*****
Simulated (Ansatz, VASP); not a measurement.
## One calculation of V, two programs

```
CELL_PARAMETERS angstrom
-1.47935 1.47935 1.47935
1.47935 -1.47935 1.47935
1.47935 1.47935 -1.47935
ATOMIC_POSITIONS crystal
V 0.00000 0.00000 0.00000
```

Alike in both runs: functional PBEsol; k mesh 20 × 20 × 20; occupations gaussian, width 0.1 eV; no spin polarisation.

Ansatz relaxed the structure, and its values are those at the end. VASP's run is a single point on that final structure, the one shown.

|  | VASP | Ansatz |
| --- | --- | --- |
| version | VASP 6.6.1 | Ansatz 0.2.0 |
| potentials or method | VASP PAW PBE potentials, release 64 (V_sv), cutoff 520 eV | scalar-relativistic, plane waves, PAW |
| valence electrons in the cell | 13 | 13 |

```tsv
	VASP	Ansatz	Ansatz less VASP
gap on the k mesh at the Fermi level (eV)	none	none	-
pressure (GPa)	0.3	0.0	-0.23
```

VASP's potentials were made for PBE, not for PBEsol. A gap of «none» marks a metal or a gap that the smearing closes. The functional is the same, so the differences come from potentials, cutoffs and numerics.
*****

▶ _Assigned task_
Copy out the data above word for word, starting at its first line and ending with the line that contains "waves, PAW |".

▶ _Task result_
Simulated (Ansatz, VASP); not a measurement.
## One calculation of V, two programs

```
CELL_PARAMETERS angstrom
-1.47935 1.47935 1.47935
1.47935 -1.47935 1.47935
1.47935 1.47935 -1.47935
ATOMIC_POSITIONS crystal
V 0.00000 0.00000 0.00000
```

Alike in both runs: functional PBEsol; k mesh 20 × 20 × 20; occupations gaussian, width 0.1 eV; no spin polarisation.

Ansatz relaxed the structure, and its values are those at the end. VASP's run is a single point on that final structure, the one shown.

|  | VASP | Ansatz |
| --- | --- | --- |
| version | VASP 6.6.1 | Ansatz 0.2.0 |
| potentials or method | VASP PAW PBE potentials, release 64 (V_sv), cutoff 520 eV | scalar-relativistic, plane waves, PAW |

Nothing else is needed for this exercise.